TASK ITEM. Exactly and in full, give the records again.

DATA EXTRACTS.
====
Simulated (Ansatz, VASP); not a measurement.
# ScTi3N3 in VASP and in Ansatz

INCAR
====

ANSWER SPACE.
Simulated (Ansatz, VASP); not a measurement.
# ScTi3N3 in VASP and in Ansatz

INCAR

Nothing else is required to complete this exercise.